== Segment start ==

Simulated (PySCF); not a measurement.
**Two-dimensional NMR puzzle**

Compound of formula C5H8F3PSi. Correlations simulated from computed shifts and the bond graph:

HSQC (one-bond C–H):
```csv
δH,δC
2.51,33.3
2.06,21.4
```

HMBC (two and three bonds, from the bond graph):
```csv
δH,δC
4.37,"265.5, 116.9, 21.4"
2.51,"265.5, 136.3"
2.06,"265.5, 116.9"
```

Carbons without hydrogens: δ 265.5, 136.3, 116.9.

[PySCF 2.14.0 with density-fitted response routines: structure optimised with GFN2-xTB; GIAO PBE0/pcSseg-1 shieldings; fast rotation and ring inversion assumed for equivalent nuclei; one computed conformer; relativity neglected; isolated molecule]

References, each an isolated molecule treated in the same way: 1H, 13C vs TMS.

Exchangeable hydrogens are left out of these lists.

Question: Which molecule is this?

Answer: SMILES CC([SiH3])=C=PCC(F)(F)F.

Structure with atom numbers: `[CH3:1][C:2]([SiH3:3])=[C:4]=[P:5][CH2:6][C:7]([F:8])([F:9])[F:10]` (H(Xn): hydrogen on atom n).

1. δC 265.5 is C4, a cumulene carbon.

== Segment end ==

** Work request **
Beginning with the very first line of the records above, please retype each line through the one that has "Answer: SMILES CC([SiH3])=C=PCC(F)(F)F.", and add nothing.

** Exercise answer **
Simulated (PySCF); not a measurement.
**Two-dimensional NMR puzzle**

Compound of formula C5H8F3PSi. Correlations simulated from computed shifts and the bond graph:

HSQC (one-bond C–H):
```csv
δH,δC
2.51,33.3
2.06,21.4
```

HMBC (two and three bonds, from the bond graph):
```csv
δH,δC
4.37,"265.5, 116.9, 21.4"
2.51,"265.5, 136.3"
2.06,"265.5, 116.9"
```

Carbons without hydrogens: δ 265.5, 136.3, 116.9.

[PySCF 2.14.0 with density-fitted response routines: structure optimised with GFN2-xTB; GIAO PBE0/pcSseg-1 shieldings; fast rotation and ring inversion assumed for equivalent nuclei; one computed conformer; relativity neglected; isolated molecule]

References, each an isolated molecule treated in the same way: 1H, 13C vs TMS.

Exchangeable hydrogens are left out of these lists.

Question: Which molecule is this?

Answer: SMILES CC([SiH3])=C=PCC(F)(F)F.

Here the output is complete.